_Dataset entries_
[Start of Attachment]

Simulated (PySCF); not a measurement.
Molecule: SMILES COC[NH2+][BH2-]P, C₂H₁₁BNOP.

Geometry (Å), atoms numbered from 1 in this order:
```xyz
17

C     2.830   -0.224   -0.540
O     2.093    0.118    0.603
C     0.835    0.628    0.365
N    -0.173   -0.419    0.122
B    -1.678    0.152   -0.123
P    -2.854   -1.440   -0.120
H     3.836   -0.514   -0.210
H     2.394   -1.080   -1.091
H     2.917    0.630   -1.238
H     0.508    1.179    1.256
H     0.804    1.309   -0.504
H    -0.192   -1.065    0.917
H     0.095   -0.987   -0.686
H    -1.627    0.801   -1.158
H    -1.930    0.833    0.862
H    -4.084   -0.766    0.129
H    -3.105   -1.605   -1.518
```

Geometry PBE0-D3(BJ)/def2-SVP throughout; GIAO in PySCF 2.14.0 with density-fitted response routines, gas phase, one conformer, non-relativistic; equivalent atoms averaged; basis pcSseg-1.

[End of Attachment]

_Requirement_
Please set down all of the records exactly.

_Response area_
Simulated (PySCF); not a measurement.
Molecule: SMILES COC[NH2+][BH2-]P, C₂H₁₁BNOP.

Geometry (Å), atoms numbered from 1 in this order:
```xyz
17

C     2.830   -0.224   -0.540
O     2.093    0.118    0.603
C     0.835    0.628    0.365
N    -0.173   -0.419    0.122
B    -1.678    0.152   -0.123
P    -2.854   -1.440   -0.120
H     3.836   -0.514   -0.210
H     2.394   -1.080   -1.091
H     2.917    0.630   -1.238
H     0.508    1.179    1.256
H     0.804    1.309   -0.504
H    -0.192   -1.065    0.917
H     0.095   -0.987   -0.686
H    -1.627    0.801   -1.158
H    -1.930    0.833    0.862
H    -4.084   -0.766    0.129
H    -3.105   -1.605   -1.518
```

Geometry PBE0-D3(BJ)/def2-SVP throughout; GIAO in PySCF 2.14.0 with density-fitted response routines, gas phase, one conformer, non-relativistic; equivalent atoms averaged; basis pcSseg-1.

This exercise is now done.